→ Action item
Among the entries that follow, the required portion opens with the line containing "Method: DFT LDA, scalar-relativistic, plane" and closes with the line containing "From the response". Give that portion again exactly, and nothing else.

---- Entries supplied

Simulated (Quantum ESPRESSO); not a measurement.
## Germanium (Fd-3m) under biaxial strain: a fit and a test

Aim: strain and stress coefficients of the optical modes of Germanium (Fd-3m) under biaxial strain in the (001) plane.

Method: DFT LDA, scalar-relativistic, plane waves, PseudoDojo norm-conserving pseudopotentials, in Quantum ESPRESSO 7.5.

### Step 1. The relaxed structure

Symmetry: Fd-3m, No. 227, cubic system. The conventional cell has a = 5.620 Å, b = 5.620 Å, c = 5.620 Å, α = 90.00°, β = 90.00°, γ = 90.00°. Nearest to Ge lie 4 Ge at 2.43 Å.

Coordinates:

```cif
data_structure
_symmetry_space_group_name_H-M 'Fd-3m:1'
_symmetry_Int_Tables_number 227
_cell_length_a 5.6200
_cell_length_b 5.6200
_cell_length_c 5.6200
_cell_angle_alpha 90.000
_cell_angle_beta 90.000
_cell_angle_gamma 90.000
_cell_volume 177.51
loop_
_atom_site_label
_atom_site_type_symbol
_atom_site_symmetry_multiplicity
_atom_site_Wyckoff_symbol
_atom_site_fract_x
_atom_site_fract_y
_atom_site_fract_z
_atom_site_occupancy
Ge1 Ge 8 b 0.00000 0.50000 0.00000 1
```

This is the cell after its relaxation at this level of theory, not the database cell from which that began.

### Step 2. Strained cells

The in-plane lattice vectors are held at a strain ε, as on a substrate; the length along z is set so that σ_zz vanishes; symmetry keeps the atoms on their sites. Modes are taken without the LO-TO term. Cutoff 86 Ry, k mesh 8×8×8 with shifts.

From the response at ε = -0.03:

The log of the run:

--------

→ Response
Method: DFT LDA, scalar-relativistic, plane waves, PseudoDojo norm-conserving pseudopotentials, in Quantum ESPRESSO 7.5.

### Step 1. The relaxed structure

Symmetry: Fd-3m, No. 227, cubic system. The conventional cell has a = 5.620 Å, b = 5.620 Å, c = 5.620 Å, α = 90.00°, β = 90.00°, γ = 90.00°. Nearest to Ge lie 4 Ge at 2.43 Å.

Coordinates:

```cif
data_structure
_symmetry_space_group_name_H-M 'Fd-3m:1'
_symmetry_Int_Tables_number 227
_cell_length_a 5.6200
_cell_length_b 5.6200
_cell_length_c 5.6200
_cell_angle_alpha 90.000
_cell_angle_beta 90.000
_cell_angle_gamma 90.000
_cell_volume 177.51
loop_
_atom_site_label
_atom_site_type_symbol
_atom_site_symmetry_multiplicity
_atom_site_Wyckoff_symbol
_atom_site_fract_x
_atom_site_fract_y
_atom_site_fract_z
_atom_site_occupancy
Ge1 Ge 8 b 0.00000 0.50000 0.00000 1
```

This is the cell after its relaxation at this level of theory, not the database cell from which that began.

### Step 2. Strained cells

The in-plane lattice vectors are held at a strain ε, as on a substrate; the length along z is set so that σ_zz vanishes; symmetry keeps the atoms on their sites. Modes are taken without the LO-TO term. Cutoff 86 Ry, k mesh 8×8×8 with shifts.

From the response at ε = -0.03:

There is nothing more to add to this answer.